◆ ASSIGNMENT ◆
Would you print each of the entries below precisely as given?

◆ DATA SHOWN ◆
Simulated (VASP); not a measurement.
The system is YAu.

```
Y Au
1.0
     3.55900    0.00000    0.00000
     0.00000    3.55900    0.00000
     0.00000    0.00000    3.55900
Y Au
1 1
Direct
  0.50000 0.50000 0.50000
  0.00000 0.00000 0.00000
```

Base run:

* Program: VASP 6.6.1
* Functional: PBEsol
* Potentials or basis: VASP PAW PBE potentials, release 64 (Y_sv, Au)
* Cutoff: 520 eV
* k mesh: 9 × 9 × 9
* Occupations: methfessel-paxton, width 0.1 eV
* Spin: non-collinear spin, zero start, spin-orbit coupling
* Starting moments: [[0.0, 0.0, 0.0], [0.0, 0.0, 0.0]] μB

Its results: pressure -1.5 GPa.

◆ ANSWER BOX ◆
Simulated (VASP); not a measurement.
The system is YAu.

```
Y Au
1.0
     3.55900    0.00000    0.00000
     0.00000    3.55900    0.00000
     0.00000    0.00000    3.55900
Y Au
1 1
Direct
  0.50000 0.50000 0.50000
  0.00000 0.00000 0.00000
```

Base run:

* Program: VASP 6.6.1
* Functional: PBEsol
* Potentials or basis: VASP PAW PBE potentials, release 64 (Y_sv, Au)
* Cutoff: 520 eV
* k mesh: 9 × 9 × 9
* Occupations: methfessel-paxton, width 0.1 eV
* Spin: non-collinear spin, zero start, spin-orbit coupling
* Starting moments: [[0.0, 0.0, 0.0], [0.0, 0.0, 0.0]] μB

Its results: pressure -1.5 GPa.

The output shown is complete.